## Work order
What is wanted is an exact copy of the lines from the top of the listing through the line containing "Task: Estimate the wall time of this run.".

## Records provided
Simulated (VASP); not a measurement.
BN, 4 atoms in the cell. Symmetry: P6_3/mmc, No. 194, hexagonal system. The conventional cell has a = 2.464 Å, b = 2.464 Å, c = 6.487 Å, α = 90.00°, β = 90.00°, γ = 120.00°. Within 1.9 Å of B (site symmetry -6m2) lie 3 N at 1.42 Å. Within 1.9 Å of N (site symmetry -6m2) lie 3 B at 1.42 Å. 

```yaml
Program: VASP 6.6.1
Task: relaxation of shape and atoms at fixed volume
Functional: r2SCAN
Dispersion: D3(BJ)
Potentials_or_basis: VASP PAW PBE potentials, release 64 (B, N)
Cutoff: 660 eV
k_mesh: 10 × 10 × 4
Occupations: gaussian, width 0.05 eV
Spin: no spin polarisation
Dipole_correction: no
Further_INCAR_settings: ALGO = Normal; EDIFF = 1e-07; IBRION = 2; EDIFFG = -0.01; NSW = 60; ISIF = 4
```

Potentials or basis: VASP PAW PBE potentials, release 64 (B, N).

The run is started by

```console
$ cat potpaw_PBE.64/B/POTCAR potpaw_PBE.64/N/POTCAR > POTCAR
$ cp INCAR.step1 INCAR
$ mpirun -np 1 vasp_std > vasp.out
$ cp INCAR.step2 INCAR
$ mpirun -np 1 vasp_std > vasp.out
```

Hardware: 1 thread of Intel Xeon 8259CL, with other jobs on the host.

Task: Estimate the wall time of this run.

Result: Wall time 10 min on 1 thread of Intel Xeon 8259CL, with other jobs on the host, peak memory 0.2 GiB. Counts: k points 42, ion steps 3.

## Solution
Simulated (VASP); not a measurement.
BN, 4 atoms in the cell. Symmetry: P6_3/mmc, No. 194, hexagonal system. The conventional cell has a = 2.464 Å, b = 2.464 Å, c = 6.487 Å, α = 90.00°, β = 90.00°, γ = 120.00°. Within 1.9 Å of B (site symmetry -6m2) lie 3 N at 1.42 Å. Within 1.9 Å of N (site symmetry -6m2) lie 3 B at 1.42 Å. 

```yaml
Program: VASP 6.6.1
Task: relaxation of shape and atoms at fixed volume
Functional: r2SCAN
Dispersion: D3(BJ)
Potentials_or_basis: VASP PAW PBE potentials, release 64 (B, N)
Cutoff: 660 eV
k_mesh: 10 × 10 × 4
Occupations: gaussian, width 0.05 eV
Spin: no spin polarisation
Dipole_correction: no
Further_INCAR_settings: ALGO = Normal; EDIFF = 1e-07; IBRION = 2; EDIFFG = -0.01; NSW = 60; ISIF = 4
```

Potentials or basis: VASP PAW PBE potentials, release 64 (B, N).

The run is started by

```console
$ cat potpaw_PBE.64/B/POTCAR potpaw_PBE.64/N/POTCAR > POTCAR
$ cp INCAR.step1 INCAR
$ mpirun -np 1 vasp_std > vasp.out
$ cp INCAR.step2 INCAR
$ mpirun -np 1 vasp_std > vasp.out
```

Hardware: 1 thread of Intel Xeon 8259CL, with other jobs on the host.

Task: Estimate the wall time of this run.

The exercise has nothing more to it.